Source data:
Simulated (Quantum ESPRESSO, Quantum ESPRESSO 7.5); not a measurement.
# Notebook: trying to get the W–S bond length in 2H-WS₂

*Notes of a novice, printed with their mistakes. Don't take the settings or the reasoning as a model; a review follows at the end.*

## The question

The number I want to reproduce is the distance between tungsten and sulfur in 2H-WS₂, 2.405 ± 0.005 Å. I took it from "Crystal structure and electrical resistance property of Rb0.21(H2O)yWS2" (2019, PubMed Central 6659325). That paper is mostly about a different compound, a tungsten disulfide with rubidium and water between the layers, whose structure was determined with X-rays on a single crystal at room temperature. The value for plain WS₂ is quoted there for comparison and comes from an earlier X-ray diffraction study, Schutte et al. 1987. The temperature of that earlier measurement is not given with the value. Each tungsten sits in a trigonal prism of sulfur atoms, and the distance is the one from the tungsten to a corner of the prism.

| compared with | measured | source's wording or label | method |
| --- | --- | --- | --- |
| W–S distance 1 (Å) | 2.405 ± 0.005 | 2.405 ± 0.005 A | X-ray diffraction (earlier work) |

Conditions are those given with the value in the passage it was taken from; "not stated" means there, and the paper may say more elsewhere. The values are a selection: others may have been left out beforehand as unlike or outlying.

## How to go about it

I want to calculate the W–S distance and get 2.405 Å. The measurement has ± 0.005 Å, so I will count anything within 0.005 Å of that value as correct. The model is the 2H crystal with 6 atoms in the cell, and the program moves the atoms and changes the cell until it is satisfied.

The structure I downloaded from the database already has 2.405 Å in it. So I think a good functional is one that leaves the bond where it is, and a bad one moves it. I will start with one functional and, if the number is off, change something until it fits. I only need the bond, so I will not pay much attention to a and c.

Brief:
Each line above is to be reproduced exactly.

Your solution:
Simulated (Quantum ESPRESSO, Quantum ESPRESSO 7.5); not a measurement.
# Notebook: trying to get the W–S bond length in 2H-WS₂

*Notes of a novice, printed with their mistakes. Don't take the settings or the reasoning as a model; a review follows at the end.*

## The question

The number I want to reproduce is the distance between tungsten and sulfur in 2H-WS₂, 2.405 ± 0.005 Å. I took it from "Crystal structure and electrical resistance property of Rb0.21(H2O)yWS2" (2019, PubMed Central 6659325). That paper is mostly about a different compound, a tungsten disulfide with rubidium and water between the layers, whose structure was determined with X-rays on a single crystal at room temperature. The value for plain WS₂ is quoted there for comparison and comes from an earlier X-ray diffraction study, Schutte et al. 1987. The temperature of that earlier measurement is not given with the value. Each tungsten sits in a trigonal prism of sulfur atoms, and the distance is the one from the tungsten to a corner of the prism.

| compared with | measured | source's wording or label | method |
| --- | --- | --- | --- |
| W–S distance 1 (Å) | 2.405 ± 0.005 | 2.405 ± 0.005 A | X-ray diffraction (earlier work) |

Conditions are those given with the value in the passage it was taken from; "not stated" means there, and the paper may say more elsewhere. The values are a selection: others may have been left out beforehand as unlike or outlying.

## How to go about it

I want to calculate the W–S distance and get 2.405 Å. The measurement has ± 0.005 Å, so I will count anything within 0.005 Å of that value as correct. The model is the 2H crystal with 6 atoms in the cell, and the program moves the atoms and changes the cell until it is satisfied.

The structure I downloaded from the database already has 2.405 Å in it. So I think a good functional is one that leaves the bond where it is, and a bad one moves it. I will start with one functional and, if the number is off, change something until it fits. I only need the bond, so I will not pay much attention to a and c.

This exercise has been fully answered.